SOURCE DATA:
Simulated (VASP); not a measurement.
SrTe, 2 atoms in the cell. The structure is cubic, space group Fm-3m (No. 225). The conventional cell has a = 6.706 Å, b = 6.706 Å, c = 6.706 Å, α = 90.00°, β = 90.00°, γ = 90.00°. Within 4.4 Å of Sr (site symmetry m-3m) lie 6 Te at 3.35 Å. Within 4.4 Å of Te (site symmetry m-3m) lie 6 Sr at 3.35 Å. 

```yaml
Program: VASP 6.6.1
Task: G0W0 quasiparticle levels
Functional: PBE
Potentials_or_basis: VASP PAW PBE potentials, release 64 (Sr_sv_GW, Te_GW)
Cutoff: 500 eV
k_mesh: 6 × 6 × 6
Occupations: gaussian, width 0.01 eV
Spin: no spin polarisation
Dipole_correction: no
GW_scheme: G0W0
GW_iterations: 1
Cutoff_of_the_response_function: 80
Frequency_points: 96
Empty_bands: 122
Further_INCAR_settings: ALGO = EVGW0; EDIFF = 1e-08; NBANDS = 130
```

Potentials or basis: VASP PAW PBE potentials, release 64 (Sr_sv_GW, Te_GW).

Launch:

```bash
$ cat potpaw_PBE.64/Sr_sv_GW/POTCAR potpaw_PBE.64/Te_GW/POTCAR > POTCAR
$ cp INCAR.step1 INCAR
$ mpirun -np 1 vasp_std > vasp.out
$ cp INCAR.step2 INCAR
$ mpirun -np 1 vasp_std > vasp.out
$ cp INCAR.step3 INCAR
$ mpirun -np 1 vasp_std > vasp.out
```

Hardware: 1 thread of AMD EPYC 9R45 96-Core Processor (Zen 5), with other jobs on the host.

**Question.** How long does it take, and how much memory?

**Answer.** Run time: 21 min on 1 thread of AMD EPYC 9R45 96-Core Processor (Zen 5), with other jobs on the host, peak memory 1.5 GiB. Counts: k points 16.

EXERCISE:
Only the lines from the beginning of the material to the line containing "how much memory?" should be echoed, verbatim and in full.

TASK RESPONSE:
Simulated (VASP); not a measurement.
SrTe, 2 atoms in the cell. The structure is cubic, space group Fm-3m (No. 225). The conventional cell has a = 6.706 Å, b = 6.706 Å, c = 6.706 Å, α = 90.00°, β = 90.00°, γ = 90.00°. Within 4.4 Å of Sr (site symmetry m-3m) lie 6 Te at 3.35 Å. Within 4.4 Å of Te (site symmetry m-3m) lie 6 Sr at 3.35 Å. 

```yaml
Program: VASP 6.6.1
Task: G0W0 quasiparticle levels
Functional: PBE
Potentials_or_basis: VASP PAW PBE potentials, release 64 (Sr_sv_GW, Te_GW)
Cutoff: 500 eV
k_mesh: 6 × 6 × 6
Occupations: gaussian, width 0.01 eV
Spin: no spin polarisation
Dipole_correction: no
GW_scheme: G0W0
GW_iterations: 1
Cutoff_of_the_response_function: 80
Frequency_points: 96
Empty_bands: 122
Further_INCAR_settings: ALGO = EVGW0; EDIFF = 1e-08; NBANDS = 130
```

Potentials or basis: VASP PAW PBE potentials, release 64 (Sr_sv_GW, Te_GW).

Launch:

```bash
$ cat potpaw_PBE.64/Sr_sv_GW/POTCAR potpaw_PBE.64/Te_GW/POTCAR > POTCAR
$ cp INCAR.step1 INCAR
$ mpirun -np 1 vasp_std > vasp.out
$ cp INCAR.step2 INCAR
$ mpirun -np 1 vasp_std > vasp.out
$ cp INCAR.step3 INCAR
$ mpirun -np 1 vasp_std > vasp.out
```

Hardware: 1 thread of AMD EPYC 9R45 96-Core Processor (Zen 5), with other jobs on the host.

**Question.** How long does it take, and how much memory?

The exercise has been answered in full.